■ Requirement
In the reply, include exactly the lines of the entries below from the first to the line with "(at.%) at 500 K.", that line included.

•••••

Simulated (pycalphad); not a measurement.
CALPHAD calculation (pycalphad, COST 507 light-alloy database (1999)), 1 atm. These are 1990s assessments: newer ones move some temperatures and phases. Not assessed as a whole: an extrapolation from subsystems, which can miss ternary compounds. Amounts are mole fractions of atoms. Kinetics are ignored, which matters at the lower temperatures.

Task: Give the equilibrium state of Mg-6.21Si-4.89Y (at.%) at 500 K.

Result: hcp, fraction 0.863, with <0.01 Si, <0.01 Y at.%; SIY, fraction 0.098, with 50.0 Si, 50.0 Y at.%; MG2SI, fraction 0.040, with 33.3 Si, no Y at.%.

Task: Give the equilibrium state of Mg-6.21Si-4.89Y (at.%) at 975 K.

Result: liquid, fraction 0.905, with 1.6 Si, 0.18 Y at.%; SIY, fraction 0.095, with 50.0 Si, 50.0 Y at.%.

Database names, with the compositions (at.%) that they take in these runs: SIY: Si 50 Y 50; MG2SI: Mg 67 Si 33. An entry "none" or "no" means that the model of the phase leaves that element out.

•••••

■ Your response
Simulated (pycalphad); not a measurement.
CALPHAD calculation (pycalphad, COST 507 light-alloy database (1999)), 1 atm. These are 1990s assessments: newer ones move some temperatures and phases. Not assessed as a whole: an extrapolation from subsystems, which can miss ternary compounds. Amounts are mole fractions of atoms. Kinetics are ignored, which matters at the lower temperatures.

Task: Give the equilibrium state of Mg-6.21Si-4.89Y (at.%) at 500 K.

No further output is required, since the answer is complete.